◆ BRIEF:
Every line from the beginning of the data through the line containing "64 (In_d, P) |" should be reproduced exactly, and no further lines should be output.

◆ STORED DATA:
=== Section Start ===

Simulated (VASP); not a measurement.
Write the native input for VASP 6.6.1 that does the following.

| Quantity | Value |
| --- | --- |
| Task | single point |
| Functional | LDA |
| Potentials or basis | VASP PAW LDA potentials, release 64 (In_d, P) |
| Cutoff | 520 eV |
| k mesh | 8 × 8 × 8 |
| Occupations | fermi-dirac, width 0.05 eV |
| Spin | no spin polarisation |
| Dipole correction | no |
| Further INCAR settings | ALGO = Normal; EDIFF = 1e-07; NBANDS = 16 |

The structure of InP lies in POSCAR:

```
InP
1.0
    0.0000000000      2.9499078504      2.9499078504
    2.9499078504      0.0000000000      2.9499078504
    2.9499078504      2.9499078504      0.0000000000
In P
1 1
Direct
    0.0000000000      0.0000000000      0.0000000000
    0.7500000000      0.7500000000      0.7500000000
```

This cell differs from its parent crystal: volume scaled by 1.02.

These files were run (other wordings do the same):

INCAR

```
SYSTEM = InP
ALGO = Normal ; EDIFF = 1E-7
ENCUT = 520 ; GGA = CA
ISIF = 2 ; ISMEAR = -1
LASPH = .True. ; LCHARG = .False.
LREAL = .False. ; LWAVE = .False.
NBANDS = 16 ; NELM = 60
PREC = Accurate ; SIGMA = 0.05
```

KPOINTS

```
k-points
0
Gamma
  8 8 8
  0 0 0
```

=== Section End ===

◆ EXERCISE SOLUTION:
Simulated (VASP); not a measurement.
Write the native input for VASP 6.6.1 that does the following.

| Quantity | Value |
| --- | --- |
| Task | single point |
| Functional | LDA |
| Potentials or basis | VASP PAW LDA potentials, release 64 (In_d, P) |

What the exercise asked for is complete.